····················

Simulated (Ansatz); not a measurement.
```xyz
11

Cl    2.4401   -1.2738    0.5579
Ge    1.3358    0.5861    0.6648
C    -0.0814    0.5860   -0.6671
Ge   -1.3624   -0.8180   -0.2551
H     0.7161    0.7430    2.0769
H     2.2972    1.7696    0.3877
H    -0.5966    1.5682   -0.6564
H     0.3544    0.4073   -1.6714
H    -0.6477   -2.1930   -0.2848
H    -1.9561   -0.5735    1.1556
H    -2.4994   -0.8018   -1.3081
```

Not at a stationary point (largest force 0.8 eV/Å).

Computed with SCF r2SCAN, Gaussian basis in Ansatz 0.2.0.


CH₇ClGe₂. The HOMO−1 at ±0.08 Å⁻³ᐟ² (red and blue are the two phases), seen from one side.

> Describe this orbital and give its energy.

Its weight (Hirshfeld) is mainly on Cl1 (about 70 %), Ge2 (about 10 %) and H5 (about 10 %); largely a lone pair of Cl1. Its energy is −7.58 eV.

····················

WORK ORDER -
Repeat the material exactly. Begin with its first line and end with the line that has "give its energy.".

TASK RESPONSE -
Simulated (Ansatz); not a measurement.
```xyz
11

Cl    2.4401   -1.2738    0.5579
Ge    1.3358    0.5861    0.6648
C    -0.0814    0.5860   -0.6671
Ge   -1.3624   -0.8180   -0.2551
H     0.7161    0.7430    2.0769
H     2.2972    1.7696    0.3877
H    -0.5966    1.5682   -0.6564
H     0.3544    0.4073   -1.6714
H    -0.6477   -2.1930   -0.2848
H    -1.9561   -0.5735    1.1556
H    -2.4994   -0.8018   -1.3081
```

Not at a stationary point (largest force 0.8 eV/Å).

Computed with SCF r2SCAN, Gaussian basis in Ansatz 0.2.0.


CH₇ClGe₂. The HOMO−1 at ±0.08 Å⁻³ᐟ² (red and blue are the two phases), seen from one side.

> Describe this orbital and give its energy.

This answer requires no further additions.